****************************************

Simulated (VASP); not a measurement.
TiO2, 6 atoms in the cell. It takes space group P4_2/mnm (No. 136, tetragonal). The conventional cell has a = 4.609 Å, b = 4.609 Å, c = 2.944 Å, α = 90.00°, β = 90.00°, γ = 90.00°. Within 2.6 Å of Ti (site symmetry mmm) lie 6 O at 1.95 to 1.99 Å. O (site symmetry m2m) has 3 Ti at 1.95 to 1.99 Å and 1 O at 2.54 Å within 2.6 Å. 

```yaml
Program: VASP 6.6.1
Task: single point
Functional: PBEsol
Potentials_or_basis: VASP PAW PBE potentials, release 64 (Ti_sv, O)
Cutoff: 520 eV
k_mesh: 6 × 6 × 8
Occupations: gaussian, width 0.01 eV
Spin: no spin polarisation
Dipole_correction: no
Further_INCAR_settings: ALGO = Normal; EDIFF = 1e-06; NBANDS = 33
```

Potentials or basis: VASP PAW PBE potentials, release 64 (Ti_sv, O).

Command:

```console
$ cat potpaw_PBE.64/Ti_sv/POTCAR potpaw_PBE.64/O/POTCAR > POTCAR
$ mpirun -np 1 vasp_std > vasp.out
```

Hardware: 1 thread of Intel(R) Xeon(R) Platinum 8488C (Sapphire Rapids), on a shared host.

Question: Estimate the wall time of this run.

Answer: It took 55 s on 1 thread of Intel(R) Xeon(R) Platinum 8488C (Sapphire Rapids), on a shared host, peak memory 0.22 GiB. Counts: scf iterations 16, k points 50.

****************************************

### Task item:
All that belongs in the answer is the run of lines above from the line containing "Potentials or basis: VASP" through the line containing "Question: Estimate the wall time of this run.", exactly as written.

### Expected answer:
Potentials or basis: VASP PAW PBE potentials, release 64 (Ti_sv, O).

Command:

```console
$ cat potpaw_PBE.64/Ti_sv/POTCAR potpaw_PBE.64/O/POTCAR > POTCAR
$ mpirun -np 1 vasp_std > vasp.out
```

Hardware: 1 thread of Intel(R) Xeon(R) Platinum 8488C (Sapphire Rapids), on a shared host.

Question: Estimate the wall time of this run.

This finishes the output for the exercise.